## Entries provided
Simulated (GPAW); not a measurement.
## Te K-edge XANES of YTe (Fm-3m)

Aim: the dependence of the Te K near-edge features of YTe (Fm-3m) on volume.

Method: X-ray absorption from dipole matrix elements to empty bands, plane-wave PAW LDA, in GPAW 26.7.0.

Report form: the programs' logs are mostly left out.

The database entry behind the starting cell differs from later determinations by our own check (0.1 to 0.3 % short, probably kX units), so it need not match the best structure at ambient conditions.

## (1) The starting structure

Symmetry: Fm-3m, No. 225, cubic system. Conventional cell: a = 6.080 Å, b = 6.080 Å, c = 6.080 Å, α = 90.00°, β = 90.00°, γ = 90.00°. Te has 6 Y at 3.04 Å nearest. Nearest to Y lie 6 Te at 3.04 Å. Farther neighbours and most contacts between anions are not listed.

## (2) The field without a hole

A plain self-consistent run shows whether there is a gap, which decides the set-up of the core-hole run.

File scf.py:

## Required action
Starting at the first line of the data above, retype each line exactly until you reach the line containing "Report form: the", and include that line too.

## Exercise response
Simulated (GPAW); not a measurement.
## Te K-edge XANES of YTe (Fm-3m)

Aim: the dependence of the Te K near-edge features of YTe (Fm-3m) on volume.

Method: X-ray absorption from dipole matrix elements to empty bands, plane-wave PAW LDA, in GPAW 26.7.0.

Report form: the programs' logs are mostly left out.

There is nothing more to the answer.